· · ·

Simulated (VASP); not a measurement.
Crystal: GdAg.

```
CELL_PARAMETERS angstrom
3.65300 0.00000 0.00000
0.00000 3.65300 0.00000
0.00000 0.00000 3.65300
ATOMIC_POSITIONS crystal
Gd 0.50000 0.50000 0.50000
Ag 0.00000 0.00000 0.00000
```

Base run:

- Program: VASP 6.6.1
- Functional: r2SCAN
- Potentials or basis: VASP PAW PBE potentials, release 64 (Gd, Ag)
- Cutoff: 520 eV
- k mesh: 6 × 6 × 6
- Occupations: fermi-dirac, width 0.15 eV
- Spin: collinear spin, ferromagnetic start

· · ·

*WORK TASK*
Word for word, output the records that appear above.

*EXERCISE ANSWER*
Simulated (VASP); not a measurement.
Crystal: GdAg.

```
CELL_PARAMETERS angstrom
3.65300 0.00000 0.00000
0.00000 3.65300 0.00000
0.00000 0.00000 3.65300
ATOMIC_POSITIONS crystal
Gd 0.50000 0.50000 0.50000
Ag 0.00000 0.00000 0.00000
```

Base run:

- Program: VASP 6.6.1
- Functional: r2SCAN
- Potentials or basis: VASP PAW PBE potentials, release 64 (Gd, Ag)
- Cutoff: 520 eV
- k mesh: 6 × 6 × 6
- Occupations: fermi-dirac, width 0.15 eV
- Spin: collinear spin, ferromagnetic start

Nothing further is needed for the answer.